Activity:
Would you restate the entries below word for word, starting at the first line and ending with the one that has "An exercise on"?

Data excerpts:
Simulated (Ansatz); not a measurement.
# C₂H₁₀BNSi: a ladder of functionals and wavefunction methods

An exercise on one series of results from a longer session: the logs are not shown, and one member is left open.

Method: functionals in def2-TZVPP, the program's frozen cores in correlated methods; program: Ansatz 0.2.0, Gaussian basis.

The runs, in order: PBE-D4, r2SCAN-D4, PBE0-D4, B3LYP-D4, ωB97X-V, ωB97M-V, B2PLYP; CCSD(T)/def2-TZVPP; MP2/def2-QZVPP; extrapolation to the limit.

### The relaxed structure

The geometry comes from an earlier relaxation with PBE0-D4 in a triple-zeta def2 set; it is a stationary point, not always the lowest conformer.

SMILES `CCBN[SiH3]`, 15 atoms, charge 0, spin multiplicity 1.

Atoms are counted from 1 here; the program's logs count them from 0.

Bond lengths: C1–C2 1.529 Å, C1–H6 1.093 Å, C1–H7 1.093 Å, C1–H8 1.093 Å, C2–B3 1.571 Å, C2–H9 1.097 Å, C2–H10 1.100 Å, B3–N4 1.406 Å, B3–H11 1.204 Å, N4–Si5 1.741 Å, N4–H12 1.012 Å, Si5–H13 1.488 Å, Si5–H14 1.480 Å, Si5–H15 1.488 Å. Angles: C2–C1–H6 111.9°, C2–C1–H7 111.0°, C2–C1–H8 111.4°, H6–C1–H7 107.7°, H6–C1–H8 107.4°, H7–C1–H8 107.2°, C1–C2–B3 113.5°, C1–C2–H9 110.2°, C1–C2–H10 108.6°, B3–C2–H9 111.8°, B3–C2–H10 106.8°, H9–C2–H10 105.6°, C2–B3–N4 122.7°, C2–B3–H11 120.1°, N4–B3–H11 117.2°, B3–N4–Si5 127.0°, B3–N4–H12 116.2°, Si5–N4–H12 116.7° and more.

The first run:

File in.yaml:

Exercise solution:
Simulated (Ansatz); not a measurement.
# C₂H₁₀BNSi: a ladder of functionals and wavefunction methods

An exercise on one series of results from a longer session: the logs are not shown, and one member is left open.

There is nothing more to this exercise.